(WORK ITEM): Produce the records below again, word for word, but stop after the line that contains "## (2) End point A".

(RECORD EXCERPTS):
- - - - -

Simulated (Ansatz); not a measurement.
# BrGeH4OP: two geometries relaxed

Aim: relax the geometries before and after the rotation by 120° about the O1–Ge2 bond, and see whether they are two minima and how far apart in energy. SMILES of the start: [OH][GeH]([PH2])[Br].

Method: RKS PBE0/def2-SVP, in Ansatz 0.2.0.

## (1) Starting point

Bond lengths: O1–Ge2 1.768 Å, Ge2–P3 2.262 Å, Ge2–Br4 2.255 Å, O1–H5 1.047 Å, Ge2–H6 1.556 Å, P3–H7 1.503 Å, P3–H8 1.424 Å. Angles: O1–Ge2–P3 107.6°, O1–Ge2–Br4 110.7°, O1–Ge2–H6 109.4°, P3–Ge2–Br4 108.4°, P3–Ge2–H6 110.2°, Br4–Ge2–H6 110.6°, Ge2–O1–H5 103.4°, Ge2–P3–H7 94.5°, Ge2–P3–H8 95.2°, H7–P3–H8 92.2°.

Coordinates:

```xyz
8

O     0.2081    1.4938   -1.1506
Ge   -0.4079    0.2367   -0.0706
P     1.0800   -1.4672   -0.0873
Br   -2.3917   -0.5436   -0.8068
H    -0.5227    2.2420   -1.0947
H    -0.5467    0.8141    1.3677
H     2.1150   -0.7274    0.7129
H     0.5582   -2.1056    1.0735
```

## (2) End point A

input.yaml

- - - - -

(ANSWER SECTION):
Simulated (Ansatz); not a measurement.
# BrGeH4OP: two geometries relaxed

Aim: relax the geometries before and after the rotation by 120° about the O1–Ge2 bond, and see whether they are two minima and how far apart in energy. SMILES of the start: [OH][GeH]([PH2])[Br].

Method: RKS PBE0/def2-SVP, in Ansatz 0.2.0.

## (1) Starting point

Bond lengths: O1–Ge2 1.768 Å, Ge2–P3 2.262 Å, Ge2–Br4 2.255 Å, O1–H5 1.047 Å, Ge2–H6 1.556 Å, P3–H7 1.503 Å, P3–H8 1.424 Å. Angles: O1–Ge2–P3 107.6°, O1–Ge2–Br4 110.7°, O1–Ge2–H6 109.4°, P3–Ge2–Br4 108.4°, P3–Ge2–H6 110.2°, Br4–Ge2–H6 110.6°, Ge2–O1–H5 103.4°, Ge2–P3–H7 94.5°, Ge2–P3–H8 95.2°, H7–P3–H8 92.2°.

Coordinates:

```xyz
8

O     0.2081    1.4938   -1.1506
Ge   -0.4079    0.2367   -0.0706
P     1.0800   -1.4672   -0.0873
Br   -2.3917   -0.5436   -0.8068
H    -0.5227    2.2420   -1.0947
H    -0.5467    0.8141    1.3677
H     2.1150   -0.7274    0.7129
H     0.5582   -2.1056    1.0735
```

## (2) End point A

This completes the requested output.